Input data:
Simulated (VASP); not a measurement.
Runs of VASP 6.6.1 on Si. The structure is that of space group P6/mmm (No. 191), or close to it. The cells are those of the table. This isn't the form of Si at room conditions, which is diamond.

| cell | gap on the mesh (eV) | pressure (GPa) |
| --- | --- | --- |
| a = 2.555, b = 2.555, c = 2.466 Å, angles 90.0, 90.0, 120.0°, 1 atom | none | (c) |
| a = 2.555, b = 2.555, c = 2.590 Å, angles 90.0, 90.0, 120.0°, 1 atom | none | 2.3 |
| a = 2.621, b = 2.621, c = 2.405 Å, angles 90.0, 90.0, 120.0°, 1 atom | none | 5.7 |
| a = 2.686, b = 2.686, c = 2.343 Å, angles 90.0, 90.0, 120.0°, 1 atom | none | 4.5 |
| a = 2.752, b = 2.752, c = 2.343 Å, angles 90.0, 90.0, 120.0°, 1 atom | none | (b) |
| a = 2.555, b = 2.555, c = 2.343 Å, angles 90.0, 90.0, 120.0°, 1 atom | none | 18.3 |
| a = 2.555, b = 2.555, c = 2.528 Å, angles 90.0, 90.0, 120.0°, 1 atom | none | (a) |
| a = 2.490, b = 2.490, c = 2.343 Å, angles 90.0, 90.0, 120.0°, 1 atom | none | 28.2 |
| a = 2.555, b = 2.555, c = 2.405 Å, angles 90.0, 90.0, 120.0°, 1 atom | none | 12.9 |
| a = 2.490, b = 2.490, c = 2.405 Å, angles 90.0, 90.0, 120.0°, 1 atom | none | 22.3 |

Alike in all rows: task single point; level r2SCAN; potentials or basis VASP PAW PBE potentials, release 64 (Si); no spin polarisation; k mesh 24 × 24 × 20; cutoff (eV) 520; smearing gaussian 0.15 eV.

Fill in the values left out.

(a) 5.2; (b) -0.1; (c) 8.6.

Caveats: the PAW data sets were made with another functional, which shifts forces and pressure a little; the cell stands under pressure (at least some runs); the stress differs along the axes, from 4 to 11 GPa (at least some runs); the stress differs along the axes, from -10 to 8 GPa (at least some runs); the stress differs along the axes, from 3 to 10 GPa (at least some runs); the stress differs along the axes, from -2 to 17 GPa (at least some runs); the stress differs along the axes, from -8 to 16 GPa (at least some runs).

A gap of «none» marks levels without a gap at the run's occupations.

Assignment:
Exactly as written, repeat each line from the beginning of the data above to the line containing "none | 22.3 |", inclusive.

Exercise result:
Simulated (VASP); not a measurement.
Runs of VASP 6.6.1 on Si. The structure is that of space group P6/mmm (No. 191), or close to it. The cells are those of the table. This isn't the form of Si at room conditions, which is diamond.

| cell | gap on the mesh (eV) | pressure (GPa) |
| --- | --- | --- |
| a = 2.555, b = 2.555, c = 2.466 Å, angles 90.0, 90.0, 120.0°, 1 atom | none | (c) |
| a = 2.555, b = 2.555, c = 2.590 Å, angles 90.0, 90.0, 120.0°, 1 atom | none | 2.3 |
| a = 2.621, b = 2.621, c = 2.405 Å, angles 90.0, 90.0, 120.0°, 1 atom | none | 5.7 |
| a = 2.686, b = 2.686, c = 2.343 Å, angles 90.0, 90.0, 120.0°, 1 atom | none | 4.5 |
| a = 2.752, b = 2.752, c = 2.343 Å, angles 90.0, 90.0, 120.0°, 1 atom | none | (b) |
| a = 2.555, b = 2.555, c = 2.343 Å, angles 90.0, 90.0, 120.0°, 1 atom | none | 18.3 |
| a = 2.555, b = 2.555, c = 2.528 Å, angles 90.0, 90.0, 120.0°, 1 atom | none | (a) |
| a = 2.490, b = 2.490, c = 2.343 Å, angles 90.0, 90.0, 120.0°, 1 atom | none | 28.2 |
| a = 2.555, b = 2.555, c = 2.405 Å, angles 90.0, 90.0, 120.0°, 1 atom | none | 12.9 |
| a = 2.490, b = 2.490, c = 2.405 Å, angles 90.0, 90.0, 120.0°, 1 atom | none | 22.3 |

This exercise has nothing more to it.